---------- DATASET EXCERPTS

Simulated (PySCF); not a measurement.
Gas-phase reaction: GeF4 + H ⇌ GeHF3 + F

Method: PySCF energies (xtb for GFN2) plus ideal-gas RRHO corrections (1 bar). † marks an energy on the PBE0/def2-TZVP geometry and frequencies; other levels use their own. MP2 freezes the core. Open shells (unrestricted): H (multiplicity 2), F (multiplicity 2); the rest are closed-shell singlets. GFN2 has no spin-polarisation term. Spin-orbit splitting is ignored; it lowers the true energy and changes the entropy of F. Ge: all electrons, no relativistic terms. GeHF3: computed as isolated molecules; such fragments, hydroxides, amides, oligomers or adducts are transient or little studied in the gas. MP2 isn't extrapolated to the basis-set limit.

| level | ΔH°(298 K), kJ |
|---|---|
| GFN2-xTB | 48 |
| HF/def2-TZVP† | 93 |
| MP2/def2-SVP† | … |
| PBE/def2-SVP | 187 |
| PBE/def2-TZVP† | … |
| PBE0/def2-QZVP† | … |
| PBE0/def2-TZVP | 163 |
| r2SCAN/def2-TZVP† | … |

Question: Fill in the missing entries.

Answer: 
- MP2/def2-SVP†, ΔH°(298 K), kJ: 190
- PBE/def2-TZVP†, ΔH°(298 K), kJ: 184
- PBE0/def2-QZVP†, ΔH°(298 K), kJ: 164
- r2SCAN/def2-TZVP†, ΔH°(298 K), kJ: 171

--------------------

→ WORK TASK: Retype the complete listing exactly.

→ WRITTEN ANSWER:
Simulated (PySCF); not a measurement.
Gas-phase reaction: GeF4 + H ⇌ GeHF3 + F

Method: PySCF energies (xtb for GFN2) plus ideal-gas RRHO corrections (1 bar). † marks an energy on the PBE0/def2-TZVP geometry and frequencies; other levels use their own. MP2 freezes the core. Open shells (unrestricted): H (multiplicity 2), F (multiplicity 2); the rest are closed-shell singlets. GFN2 has no spin-polarisation term. Spin-orbit splitting is ignored; it lowers the true energy and changes the entropy of F. Ge: all electrons, no relativistic terms. GeHF3: computed as isolated molecules; such fragments, hydroxides, amides, oligomers or adducts are transient or little studied in the gas. MP2 isn't extrapolated to the basis-set limit.

| level | ΔH°(298 K), kJ |
|---|---|
| GFN2-xTB | 48 |
| HF/def2-TZVP† | 93 |
| MP2/def2-SVP† | … |
| PBE/def2-SVP | 187 |
| PBE/def2-TZVP† | … |
| PBE0/def2-QZVP† | … |
| PBE0/def2-TZVP | 163 |
| r2SCAN/def2-TZVP† | … |

Question: Fill in the missing entries.

Answer: 
- MP2/def2-SVP†, ΔH°(298 K), kJ: 190
- PBE/def2-TZVP†, ΔH°(298 K), kJ: 184
- PBE0/def2-QZVP†, ΔH°(298 K), kJ: 164
- r2SCAN/def2-TZVP†, ΔH°(298 K), kJ: 171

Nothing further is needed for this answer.